*** Opening GIVEN ENTRIES ***

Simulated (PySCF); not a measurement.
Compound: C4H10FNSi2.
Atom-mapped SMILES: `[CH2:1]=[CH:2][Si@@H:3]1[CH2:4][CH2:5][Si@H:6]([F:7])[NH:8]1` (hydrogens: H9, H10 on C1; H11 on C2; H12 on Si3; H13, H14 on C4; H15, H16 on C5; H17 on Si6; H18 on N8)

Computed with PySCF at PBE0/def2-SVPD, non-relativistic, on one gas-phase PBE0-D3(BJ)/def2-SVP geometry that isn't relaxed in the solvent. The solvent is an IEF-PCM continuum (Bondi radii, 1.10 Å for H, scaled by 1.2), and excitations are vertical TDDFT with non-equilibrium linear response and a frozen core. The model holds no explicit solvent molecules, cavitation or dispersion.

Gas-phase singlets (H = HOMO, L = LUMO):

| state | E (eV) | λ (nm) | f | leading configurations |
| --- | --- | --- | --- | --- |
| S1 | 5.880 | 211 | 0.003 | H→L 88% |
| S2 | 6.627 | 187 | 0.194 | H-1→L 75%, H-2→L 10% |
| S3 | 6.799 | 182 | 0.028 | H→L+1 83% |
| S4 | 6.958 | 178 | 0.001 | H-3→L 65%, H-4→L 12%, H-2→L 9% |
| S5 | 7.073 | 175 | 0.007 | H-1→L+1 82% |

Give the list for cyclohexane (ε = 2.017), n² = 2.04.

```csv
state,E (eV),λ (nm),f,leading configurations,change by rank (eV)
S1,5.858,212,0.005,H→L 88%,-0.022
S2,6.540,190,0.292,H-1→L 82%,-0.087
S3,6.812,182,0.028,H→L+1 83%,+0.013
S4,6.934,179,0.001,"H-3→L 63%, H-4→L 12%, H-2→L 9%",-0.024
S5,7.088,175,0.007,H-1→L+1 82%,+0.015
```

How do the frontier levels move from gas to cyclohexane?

*** Closing GIVEN ENTRIES ***

ACTIVITY = Set down, exactly as written, each line of the data from its opening line through the one containing "Si6; H18 on N8)". Output nothing more.

YOUR SOLUTION =
Simulated (PySCF); not a measurement.
Compound: C4H10FNSi2.
Atom-mapped SMILES: `[CH2:1]=[CH:2][Si@@H:3]1[CH2:4][CH2:5][Si@H:6]([F:7])[NH:8]1` (hydrogens: H9, H10 on C1; H11 on C2; H12 on Si3; H13, H14 on C4; H15, H16 on C5; H17 on Si6; H18 on N8)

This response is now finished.